# Exercise
Using the entries that follow, write out the line containing "Runs of VASP", the line containing "Caveats: the cell", and every line between them, exactly and nothing else.

# Data section

□ □ □ □ □

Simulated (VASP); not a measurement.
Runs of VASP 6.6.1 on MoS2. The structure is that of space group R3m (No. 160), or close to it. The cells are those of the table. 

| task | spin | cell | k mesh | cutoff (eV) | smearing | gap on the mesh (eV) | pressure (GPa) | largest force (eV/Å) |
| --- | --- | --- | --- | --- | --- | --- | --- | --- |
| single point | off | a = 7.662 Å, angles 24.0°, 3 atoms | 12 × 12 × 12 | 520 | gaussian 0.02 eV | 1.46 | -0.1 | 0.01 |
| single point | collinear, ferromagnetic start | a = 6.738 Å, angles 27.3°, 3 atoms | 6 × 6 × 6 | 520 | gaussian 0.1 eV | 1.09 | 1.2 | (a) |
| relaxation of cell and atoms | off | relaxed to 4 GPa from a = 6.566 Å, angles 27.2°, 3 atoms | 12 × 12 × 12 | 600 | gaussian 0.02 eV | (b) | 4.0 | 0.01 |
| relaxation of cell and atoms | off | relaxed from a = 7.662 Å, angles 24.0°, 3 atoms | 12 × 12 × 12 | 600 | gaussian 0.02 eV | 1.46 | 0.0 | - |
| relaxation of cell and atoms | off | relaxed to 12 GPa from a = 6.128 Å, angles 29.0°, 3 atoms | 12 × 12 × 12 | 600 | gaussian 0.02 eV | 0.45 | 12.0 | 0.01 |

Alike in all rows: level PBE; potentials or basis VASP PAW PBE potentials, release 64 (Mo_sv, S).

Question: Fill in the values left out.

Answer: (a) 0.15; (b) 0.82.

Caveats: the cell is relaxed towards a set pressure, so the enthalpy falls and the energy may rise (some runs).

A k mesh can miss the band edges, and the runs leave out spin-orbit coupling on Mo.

□ □ □ □ □

# Task result
Runs of VASP 6.6.1 on MoS2. The structure is that of space group R3m (No. 160), or close to it. The cells are those of the table. 

| task | spin | cell | k mesh | cutoff (eV) | smearing | gap on the mesh (eV) | pressure (GPa) | largest force (eV/Å) |
| --- | --- | --- | --- | --- | --- | --- | --- | --- |
| single point | off | a = 7.662 Å, angles 24.0°, 3 atoms | 12 × 12 × 12 | 520 | gaussian 0.02 eV | 1.46 | -0.1 | 0.01 |
| single point | collinear, ferromagnetic start | a = 6.738 Å, angles 27.3°, 3 atoms | 6 × 6 × 6 | 520 | gaussian 0.1 eV | 1.09 | 1.2 | (a) |
| relaxation of cell and atoms | off | relaxed to 4 GPa from a = 6.566 Å, angles 27.2°, 3 atoms | 12 × 12 × 12 | 600 | gaussian 0.02 eV | (b) | 4.0 | 0.01 |
| relaxation of cell and atoms | off | relaxed from a = 7.662 Å, angles 24.0°, 3 atoms | 12 × 12 × 12 | 600 | gaussian 0.02 eV | 1.46 | 0.0 | - |
| relaxation of cell and atoms | off | relaxed to 12 GPa from a = 6.128 Å, angles 29.0°, 3 atoms | 12 × 12 × 12 | 600 | gaussian 0.02 eV | 0.45 | 12.0 | 0.01 |

Alike in all rows: level PBE; potentials or basis VASP PAW PBE potentials, release 64 (Mo_sv, S).

Question: Fill in the values left out.

Answer: (a) 0.15; (b) 0.82.

Caveats: the cell is relaxed towards a set pressure, so the enthalpy falls and the energy may rise (some runs).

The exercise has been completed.